**Work item:**
Beginning with the first line of the data below, extract each line up to and including the one containing "4.46 4.58 |". Copy them exactly and add nothing.

*** Source data ***
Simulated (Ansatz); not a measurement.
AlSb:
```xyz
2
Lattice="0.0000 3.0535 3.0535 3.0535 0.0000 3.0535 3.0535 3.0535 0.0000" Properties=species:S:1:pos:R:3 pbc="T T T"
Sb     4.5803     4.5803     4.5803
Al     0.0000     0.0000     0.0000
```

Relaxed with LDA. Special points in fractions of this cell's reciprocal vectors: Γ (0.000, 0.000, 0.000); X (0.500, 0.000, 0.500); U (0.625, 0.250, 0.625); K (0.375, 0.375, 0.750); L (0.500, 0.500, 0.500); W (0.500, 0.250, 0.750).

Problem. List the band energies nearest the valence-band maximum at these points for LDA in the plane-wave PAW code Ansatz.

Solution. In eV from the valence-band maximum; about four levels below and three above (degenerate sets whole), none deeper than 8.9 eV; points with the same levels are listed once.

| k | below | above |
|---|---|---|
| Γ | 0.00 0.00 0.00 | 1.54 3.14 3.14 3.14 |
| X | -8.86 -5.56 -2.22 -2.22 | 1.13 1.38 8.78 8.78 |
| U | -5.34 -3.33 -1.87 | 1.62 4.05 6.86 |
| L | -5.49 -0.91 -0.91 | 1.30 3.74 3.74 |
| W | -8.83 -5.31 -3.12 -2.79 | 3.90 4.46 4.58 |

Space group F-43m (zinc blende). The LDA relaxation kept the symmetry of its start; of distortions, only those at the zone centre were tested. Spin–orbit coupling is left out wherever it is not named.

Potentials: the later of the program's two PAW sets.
*** End of Source data ***

**Written response:**
Simulated (Ansatz); not a measurement.
AlSb:
```xyz
2
Lattice="0.0000 3.0535 3.0535 3.0535 0.0000 3.0535 3.0535 3.0535 0.0000" Properties=species:S:1:pos:R:3 pbc="T T T"
Sb     4.5803     4.5803     4.5803
Al     0.0000     0.0000     0.0000
```

Relaxed with LDA. Special points in fractions of this cell's reciprocal vectors: Γ (0.000, 0.000, 0.000); X (0.500, 0.000, 0.500); U (0.625, 0.250, 0.625); K (0.375, 0.375, 0.750); L (0.500, 0.500, 0.500); W (0.500, 0.250, 0.750).

Problem. List the band energies nearest the valence-band maximum at these points for LDA in the plane-wave PAW code Ansatz.

Solution. In eV from the valence-band maximum; about four levels below and three above (degenerate sets whole), none deeper than 8.9 eV; points with the same levels are listed once.

| k | below | above |
|---|---|---|
| Γ | 0.00 0.00 0.00 | 1.54 3.14 3.14 3.14 |
| X | -8.86 -5.56 -2.22 -2.22 | 1.13 1.38 8.78 8.78 |
| U | -5.34 -3.33 -1.87 | 1.62 4.05 6.86 |
| L | -5.49 -0.91 -0.91 | 1.30 3.74 3.74 |
| W | -8.83 -5.31 -3.12 -2.79 | 3.90 4.46 4.58 |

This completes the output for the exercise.